*** Extracted data ***

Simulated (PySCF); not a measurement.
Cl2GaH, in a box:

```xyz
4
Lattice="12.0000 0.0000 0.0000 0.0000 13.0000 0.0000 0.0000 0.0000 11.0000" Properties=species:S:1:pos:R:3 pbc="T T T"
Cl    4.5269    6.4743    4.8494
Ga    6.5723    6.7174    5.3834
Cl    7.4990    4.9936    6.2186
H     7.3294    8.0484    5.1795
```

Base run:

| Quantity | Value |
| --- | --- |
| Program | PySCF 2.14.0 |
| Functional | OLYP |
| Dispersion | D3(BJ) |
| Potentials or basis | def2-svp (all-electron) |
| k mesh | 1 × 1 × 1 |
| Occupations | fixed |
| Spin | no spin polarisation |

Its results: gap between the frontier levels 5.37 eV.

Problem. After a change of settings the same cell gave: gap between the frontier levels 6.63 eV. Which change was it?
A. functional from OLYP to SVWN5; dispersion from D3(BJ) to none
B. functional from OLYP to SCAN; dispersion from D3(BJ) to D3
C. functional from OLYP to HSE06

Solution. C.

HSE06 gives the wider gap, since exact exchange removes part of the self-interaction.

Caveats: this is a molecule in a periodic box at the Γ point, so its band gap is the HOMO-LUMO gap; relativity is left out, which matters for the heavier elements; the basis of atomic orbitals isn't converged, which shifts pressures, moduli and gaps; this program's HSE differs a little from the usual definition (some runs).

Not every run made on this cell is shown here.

***

### Action item
Lines from the first one above through the line containing "HSE06 gives the" are to be retyped exactly, both included, and nothing more.

### Written reply
Simulated (PySCF); not a measurement.
Cl2GaH, in a box:

```xyz
4
Lattice="12.0000 0.0000 0.0000 0.0000 13.0000 0.0000 0.0000 0.0000 11.0000" Properties=species:S:1:pos:R:3 pbc="T T T"
Cl    4.5269    6.4743    4.8494
Ga    6.5723    6.7174    5.3834
Cl    7.4990    4.9936    6.2186
H     7.3294    8.0484    5.1795
```

Base run:

| Quantity | Value |
| --- | --- |
| Program | PySCF 2.14.0 |
| Functional | OLYP |
| Dispersion | D3(BJ) |
| Potentials or basis | def2-svp (all-electron) |
| k mesh | 1 × 1 × 1 |
| Occupations | fixed |
| Spin | no spin polarisation |

Its results: gap between the frontier levels 5.37 eV.

Problem. After a change of settings the same cell gave: gap between the frontier levels 6.63 eV. Which change was it?
A. functional from OLYP to SVWN5; dispersion from D3(BJ) to none
B. functional from OLYP to SCAN; dispersion from D3(BJ) to D3
C. functional from OLYP to HSE06

Solution. C.

HSE06 gives the wider gap, since exact exchange removes part of the self-interaction.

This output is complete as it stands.